> **WORK ORDER**: The answer should contain every entry below, copied exactly.

Start of Block

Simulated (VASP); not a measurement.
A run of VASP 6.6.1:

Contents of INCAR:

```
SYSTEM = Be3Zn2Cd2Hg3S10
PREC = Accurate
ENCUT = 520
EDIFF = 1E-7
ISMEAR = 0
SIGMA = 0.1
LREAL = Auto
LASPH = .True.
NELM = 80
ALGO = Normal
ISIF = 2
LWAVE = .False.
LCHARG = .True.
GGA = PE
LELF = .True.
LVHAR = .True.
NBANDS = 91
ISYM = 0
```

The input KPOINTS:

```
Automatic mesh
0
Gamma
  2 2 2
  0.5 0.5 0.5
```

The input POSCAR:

End of Block

> **ANSWER BOX**:
Simulated (VASP); not a measurement.
A run of VASP 6.6.1:

Contents of INCAR:

```
SYSTEM = Be3Zn2Cd2Hg3S10
PREC = Accurate
ENCUT = 520
EDIFF = 1E-7
ISMEAR = 0
SIGMA = 0.1
LREAL = Auto
LASPH = .True.
NELM = 80
ALGO = Normal
ISIF = 2
LWAVE = .False.
LCHARG = .True.
GGA = PE
LELF = .True.
LVHAR = .True.
NBANDS = 91
ISYM = 0
```

The input KPOINTS:

```
Automatic mesh
0
Gamma
  2 2 2
  0.5 0.5 0.5
```

The input POSCAR:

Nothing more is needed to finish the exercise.